Extracted material
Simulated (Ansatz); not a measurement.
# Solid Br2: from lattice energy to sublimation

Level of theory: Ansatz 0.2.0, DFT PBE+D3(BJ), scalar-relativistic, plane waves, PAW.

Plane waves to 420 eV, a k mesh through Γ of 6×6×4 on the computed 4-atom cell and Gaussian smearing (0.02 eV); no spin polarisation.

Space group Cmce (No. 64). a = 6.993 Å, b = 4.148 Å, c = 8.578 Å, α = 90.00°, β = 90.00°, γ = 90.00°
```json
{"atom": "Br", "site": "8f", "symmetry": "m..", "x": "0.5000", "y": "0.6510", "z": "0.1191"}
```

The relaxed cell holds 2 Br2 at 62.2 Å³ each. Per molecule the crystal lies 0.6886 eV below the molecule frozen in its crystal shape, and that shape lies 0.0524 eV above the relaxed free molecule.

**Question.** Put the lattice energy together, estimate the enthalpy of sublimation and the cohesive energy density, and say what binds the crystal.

Action item
The complete material should be output once more, word for word.

Exercise result
Simulated (Ansatz); not a measurement.
# Solid Br2: from lattice energy to sublimation

Level of theory: Ansatz 0.2.0, DFT PBE+D3(BJ), scalar-relativistic, plane waves, PAW.

Plane waves to 420 eV, a k mesh through Γ of 6×6×4 on the computed 4-atom cell and Gaussian smearing (0.02 eV); no spin polarisation.

Space group Cmce (No. 64). a = 6.993 Å, b = 4.148 Å, c = 8.578 Å, α = 90.00°, β = 90.00°, γ = 90.00°
```json
{"atom": "Br", "site": "8f", "symmetry": "m..", "x": "0.5000", "y": "0.6510", "z": "0.1191"}
```

The relaxed cell holds 2 Br2 at 62.2 Å³ each. Per molecule the crystal lies 0.6886 eV below the molecule frozen in its crystal shape, and that shape lies 0.0524 eV above the relaxed free molecule.

**Question.** Put the lattice energy together, estimate the enthalpy of sublimation and the cohesive energy density, and say what binds the crystal.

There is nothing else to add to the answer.